Work task | Find the line with "Alike in all" in the entries below. Repeat it, every following line, and the line with "Answer: (a) -1.2.", exactly and with nothing added.

Provided records |
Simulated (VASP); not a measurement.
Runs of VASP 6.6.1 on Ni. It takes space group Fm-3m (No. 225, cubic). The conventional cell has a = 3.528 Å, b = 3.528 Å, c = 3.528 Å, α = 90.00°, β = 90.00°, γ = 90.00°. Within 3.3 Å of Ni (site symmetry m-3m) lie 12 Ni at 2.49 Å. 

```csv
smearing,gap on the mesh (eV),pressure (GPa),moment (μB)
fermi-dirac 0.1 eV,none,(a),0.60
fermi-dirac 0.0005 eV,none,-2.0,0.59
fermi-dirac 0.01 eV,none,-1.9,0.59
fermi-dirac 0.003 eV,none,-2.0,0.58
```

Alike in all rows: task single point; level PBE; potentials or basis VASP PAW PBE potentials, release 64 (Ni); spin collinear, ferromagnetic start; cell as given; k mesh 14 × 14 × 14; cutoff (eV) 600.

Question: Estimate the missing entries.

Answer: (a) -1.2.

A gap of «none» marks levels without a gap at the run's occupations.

Written solution |
Alike in all rows: task single point; level PBE; potentials or basis VASP PAW PBE potentials, release 64 (Ni); spin collinear, ferromagnetic start; cell as given; k mesh 14 × 14 × 14; cutoff (eV) 600.

Question: Estimate the missing entries.

Answer: (a) -1.2.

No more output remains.